### [Required action]
Exact copies of all the entries below are expected in the answer.

::::::

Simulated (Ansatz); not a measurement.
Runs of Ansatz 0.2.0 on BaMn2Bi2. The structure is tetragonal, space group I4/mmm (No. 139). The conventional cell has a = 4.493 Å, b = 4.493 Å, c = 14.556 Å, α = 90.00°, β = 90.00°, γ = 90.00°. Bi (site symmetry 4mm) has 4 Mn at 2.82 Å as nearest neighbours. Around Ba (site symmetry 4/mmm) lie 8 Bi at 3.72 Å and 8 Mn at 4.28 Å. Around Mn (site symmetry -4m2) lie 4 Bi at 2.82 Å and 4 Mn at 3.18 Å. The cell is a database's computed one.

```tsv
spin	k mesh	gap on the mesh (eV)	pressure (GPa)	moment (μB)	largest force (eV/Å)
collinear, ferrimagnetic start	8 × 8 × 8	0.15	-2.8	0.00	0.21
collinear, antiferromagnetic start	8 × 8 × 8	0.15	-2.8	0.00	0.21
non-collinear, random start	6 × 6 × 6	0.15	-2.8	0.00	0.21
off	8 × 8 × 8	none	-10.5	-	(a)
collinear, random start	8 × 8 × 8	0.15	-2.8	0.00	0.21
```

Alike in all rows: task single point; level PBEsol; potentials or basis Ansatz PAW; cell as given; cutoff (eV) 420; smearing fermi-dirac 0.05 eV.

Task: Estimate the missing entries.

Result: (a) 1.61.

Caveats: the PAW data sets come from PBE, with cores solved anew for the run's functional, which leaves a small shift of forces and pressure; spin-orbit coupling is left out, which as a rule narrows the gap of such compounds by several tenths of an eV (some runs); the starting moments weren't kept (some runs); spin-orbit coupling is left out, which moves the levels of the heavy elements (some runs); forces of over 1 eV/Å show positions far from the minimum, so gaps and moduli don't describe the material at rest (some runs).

::::::

### [Exercise response]
Simulated (Ansatz); not a measurement.
Runs of Ansatz 0.2.0 on BaMn2Bi2. The structure is tetragonal, space group I4/mmm (No. 139). The conventional cell has a = 4.493 Å, b = 4.493 Å, c = 14.556 Å, α = 90.00°, β = 90.00°, γ = 90.00°. Bi (site symmetry 4mm) has 4 Mn at 2.82 Å as nearest neighbours. Around Ba (site symmetry 4/mmm) lie 8 Bi at 3.72 Å and 8 Mn at 4.28 Å. Around Mn (site symmetry -4m2) lie 4 Bi at 2.82 Å and 4 Mn at 3.18 Å. The cell is a database's computed one.

```tsv
spin	k mesh	gap on the mesh (eV)	pressure (GPa)	moment (μB)	largest force (eV/Å)
collinear, ferrimagnetic start	8 × 8 × 8	0.15	-2.8	0.00	0.21
collinear, antiferromagnetic start	8 × 8 × 8	0.15	-2.8	0.00	0.21
non-collinear, random start	6 × 6 × 6	0.15	-2.8	0.00	0.21
off	8 × 8 × 8	none	-10.5	-	(a)
collinear, random start	8 × 8 × 8	0.15	-2.8	0.00	0.21
```

Alike in all rows: task single point; level PBEsol; potentials or basis Ansatz PAW; cell as given; cutoff (eV) 420; smearing fermi-dirac 0.05 eV.

Task: Estimate the missing entries.

Result: (a) 1.61.

Caveats: the PAW data sets come from PBE, with cores solved anew for the run's functional, which leaves a small shift of forces and pressure; spin-orbit coupling is left out, which as a rule narrows the gap of such compounds by several tenths of an eV (some runs); the starting moments weren't kept (some runs); spin-orbit coupling is left out, which moves the levels of the heavy elements (some runs); forces of over 1 eV/Å show positions far from the minimum, so gaps and moduli don't describe the material at rest (some runs).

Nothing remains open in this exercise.